__Raw data__
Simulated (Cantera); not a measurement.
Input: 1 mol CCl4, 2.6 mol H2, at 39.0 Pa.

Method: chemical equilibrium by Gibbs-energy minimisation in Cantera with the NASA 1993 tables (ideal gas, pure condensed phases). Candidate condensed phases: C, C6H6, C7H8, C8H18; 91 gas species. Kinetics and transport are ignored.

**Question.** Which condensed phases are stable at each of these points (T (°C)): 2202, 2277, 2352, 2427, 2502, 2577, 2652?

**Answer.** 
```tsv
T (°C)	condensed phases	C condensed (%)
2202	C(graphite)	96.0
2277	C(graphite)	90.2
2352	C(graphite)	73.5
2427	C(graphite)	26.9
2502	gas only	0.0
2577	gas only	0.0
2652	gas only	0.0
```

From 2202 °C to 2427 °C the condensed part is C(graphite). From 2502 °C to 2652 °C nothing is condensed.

__Assignment__
Beginning with the first line and ending with the last, copy the material above exactly.

__Written answer__
Simulated (Cantera); not a measurement.
Input: 1 mol CCl4, 2.6 mol H2, at 39.0 Pa.

Method: chemical equilibrium by Gibbs-energy minimisation in Cantera with the NASA 1993 tables (ideal gas, pure condensed phases). Candidate condensed phases: C, C6H6, C7H8, C8H18; 91 gas species. Kinetics and transport are ignored.

**Question.** Which condensed phases are stable at each of these points (T (°C)): 2202, 2277, 2352, 2427, 2502, 2577, 2652?

**Answer.** 
```tsv
T (°C)	condensed phases	C condensed (%)
2202	C(graphite)	96.0
2277	C(graphite)	90.2
2352	C(graphite)	73.5
2427	C(graphite)	26.9
2502	gas only	0.0
2577	gas only	0.0
2652	gas only	0.0
```

From 2202 °C to 2427 °C the condensed part is C(graphite). From 2502 °C to 2652 °C nothing is condensed.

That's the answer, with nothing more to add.